§ **Work instruction**
Output exactly the lines that run from the top of the entries to the line holding "Alike in all", including both of those lines.

§ **Material shown**
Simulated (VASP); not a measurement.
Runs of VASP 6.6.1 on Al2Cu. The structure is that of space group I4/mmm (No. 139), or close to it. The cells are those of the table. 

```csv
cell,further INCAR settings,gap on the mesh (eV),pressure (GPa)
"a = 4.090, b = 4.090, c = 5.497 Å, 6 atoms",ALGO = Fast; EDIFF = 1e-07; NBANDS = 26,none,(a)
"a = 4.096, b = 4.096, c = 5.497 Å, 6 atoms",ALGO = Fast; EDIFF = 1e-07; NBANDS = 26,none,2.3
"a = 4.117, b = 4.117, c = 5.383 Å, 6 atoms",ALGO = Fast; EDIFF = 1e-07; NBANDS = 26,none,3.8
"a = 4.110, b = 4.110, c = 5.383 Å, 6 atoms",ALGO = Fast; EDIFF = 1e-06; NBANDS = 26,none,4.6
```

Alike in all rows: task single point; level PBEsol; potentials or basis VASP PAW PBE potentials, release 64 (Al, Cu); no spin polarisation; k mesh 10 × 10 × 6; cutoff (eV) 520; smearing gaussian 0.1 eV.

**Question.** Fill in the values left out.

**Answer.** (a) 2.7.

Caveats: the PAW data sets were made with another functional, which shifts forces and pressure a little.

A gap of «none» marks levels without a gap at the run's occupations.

§ **Exercise answer**
Simulated (VASP); not a measurement.
Runs of VASP 6.6.1 on Al2Cu. The structure is that of space group I4/mmm (No. 139), or close to it. The cells are those of the table. 

```csv
cell,further INCAR settings,gap on the mesh (eV),pressure (GPa)
"a = 4.090, b = 4.090, c = 5.497 Å, 6 atoms",ALGO = Fast; EDIFF = 1e-07; NBANDS = 26,none,(a)
"a = 4.096, b = 4.096, c = 5.497 Å, 6 atoms",ALGO = Fast; EDIFF = 1e-07; NBANDS = 26,none,2.3
"a = 4.117, b = 4.117, c = 5.383 Å, 6 atoms",ALGO = Fast; EDIFF = 1e-07; NBANDS = 26,none,3.8
"a = 4.110, b = 4.110, c = 5.383 Å, 6 atoms",ALGO = Fast; EDIFF = 1e-06; NBANDS = 26,none,4.6
```

Alike in all rows: task single point; level PBEsol; potentials or basis VASP PAW PBE potentials, release 64 (Al, Cu); no spin polarisation; k mesh 10 × 10 × 6; cutoff (eV) 520; smearing gaussian 0.1 eV.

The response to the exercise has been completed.